Provided information =>
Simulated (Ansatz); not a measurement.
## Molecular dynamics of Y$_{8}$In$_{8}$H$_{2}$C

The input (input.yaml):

Action item => Each line from the top of the material above through the line with "## Molecular dynamics" must be echoed exactly, and no other line.

Written answer =>
Simulated (Ansatz); not a measurement.
## Molecular dynamics of Y$_{8}$In$_{8}$H$_{2}$C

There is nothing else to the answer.